_SUPPLIED INFORMATION:_
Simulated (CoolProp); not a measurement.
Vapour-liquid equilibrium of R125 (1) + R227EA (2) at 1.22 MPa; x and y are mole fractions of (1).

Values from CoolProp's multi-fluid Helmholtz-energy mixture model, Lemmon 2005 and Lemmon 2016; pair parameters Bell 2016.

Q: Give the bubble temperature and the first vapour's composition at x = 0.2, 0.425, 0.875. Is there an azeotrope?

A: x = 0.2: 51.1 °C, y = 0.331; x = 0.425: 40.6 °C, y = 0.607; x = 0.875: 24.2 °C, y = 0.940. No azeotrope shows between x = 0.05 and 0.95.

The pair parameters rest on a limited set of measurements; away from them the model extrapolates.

_WORK REQUEST:_ Send back exactly, with nothing added, the lines from the first line of the material above through the line holding "A: x = 0.2: 51.1"; both ends are included.

_TASK ANSWER:_
Simulated (CoolProp); not a measurement.
Vapour-liquid equilibrium of R125 (1) + R227EA (2) at 1.22 MPa; x and y are mole fractions of (1).

Values from CoolProp's multi-fluid Helmholtz-energy mixture model, Lemmon 2005 and Lemmon 2016; pair parameters Bell 2016.

Q: Give the bubble temperature and the first vapour's composition at x = 0.2, 0.425, 0.875. Is there an azeotrope?

A: x = 0.2: 51.1 °C, y = 0.331; x = 0.425: 40.6 °C, y = 0.607; x = 0.875: 24.2 °C, y = 0.940. No azeotrope shows between x = 0.05 and 0.95.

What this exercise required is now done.